Produce word for word the lines of the data below running from the one that has "An exercise on" to the one that has "Program: Ansatz 0.2.0, Gaussian", inclusive, and no others.

INFORMATION SUPPLIED
+ + +

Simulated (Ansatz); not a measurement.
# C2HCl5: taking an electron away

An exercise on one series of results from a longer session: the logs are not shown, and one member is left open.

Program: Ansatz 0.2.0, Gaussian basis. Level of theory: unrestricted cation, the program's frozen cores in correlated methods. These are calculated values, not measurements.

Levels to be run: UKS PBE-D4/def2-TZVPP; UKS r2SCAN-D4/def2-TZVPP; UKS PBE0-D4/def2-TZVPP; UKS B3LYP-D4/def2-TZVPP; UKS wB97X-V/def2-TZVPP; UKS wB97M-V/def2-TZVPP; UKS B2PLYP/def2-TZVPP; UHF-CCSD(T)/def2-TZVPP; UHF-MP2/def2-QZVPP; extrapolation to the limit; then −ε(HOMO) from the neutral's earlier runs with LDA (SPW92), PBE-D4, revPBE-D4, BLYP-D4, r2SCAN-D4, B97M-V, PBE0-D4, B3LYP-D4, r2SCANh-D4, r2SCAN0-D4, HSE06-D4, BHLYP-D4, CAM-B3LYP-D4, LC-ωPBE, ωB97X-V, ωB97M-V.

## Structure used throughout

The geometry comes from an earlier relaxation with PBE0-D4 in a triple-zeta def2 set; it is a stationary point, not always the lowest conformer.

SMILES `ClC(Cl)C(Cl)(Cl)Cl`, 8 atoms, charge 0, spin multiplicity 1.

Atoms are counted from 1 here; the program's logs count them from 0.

+ + +

ANSWER SECTION
An exercise on one series of results from a longer session: the logs are not shown, and one member is left open.

Program: Ansatz 0.2.0, Gaussian basis. Level of theory: unrestricted cation, the program's frozen cores in correlated methods. These are calculated values, not measurements.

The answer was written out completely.